WORK ORDER -> Send back the records in full, character for character.

******************************

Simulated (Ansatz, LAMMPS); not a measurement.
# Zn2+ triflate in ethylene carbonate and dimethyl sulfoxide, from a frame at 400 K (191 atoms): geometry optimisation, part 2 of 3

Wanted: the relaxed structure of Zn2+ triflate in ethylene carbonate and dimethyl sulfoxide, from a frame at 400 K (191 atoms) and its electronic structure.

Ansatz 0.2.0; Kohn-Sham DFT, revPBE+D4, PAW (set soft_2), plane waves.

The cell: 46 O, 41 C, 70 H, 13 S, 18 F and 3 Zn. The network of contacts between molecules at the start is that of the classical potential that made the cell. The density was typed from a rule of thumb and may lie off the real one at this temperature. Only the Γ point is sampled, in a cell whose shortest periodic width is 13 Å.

******************************

SOLUTION ->
Simulated (Ansatz, LAMMPS); not a measurement.
# Zn2+ triflate in ethylene carbonate and dimethyl sulfoxide, from a frame at 400 K (191 atoms): geometry optimisation, part 2 of 3

Wanted: the relaxed structure of Zn2+ triflate in ethylene carbonate and dimethyl sulfoxide, from a frame at 400 K (191 atoms) and its electronic structure.

Ansatz 0.2.0; Kohn-Sham DFT, revPBE+D4, PAW (set soft_2), plane waves.

The cell: 46 O, 41 C, 70 H, 13 S, 18 F and 3 Zn. The network of contacts between molecules at the start is that of the classical potential that made the cell. The density was typed from a rule of thumb and may lie off the real one at this temperature. Only the Γ point is sampled, in a cell whose shortest periodic width is 13 Å.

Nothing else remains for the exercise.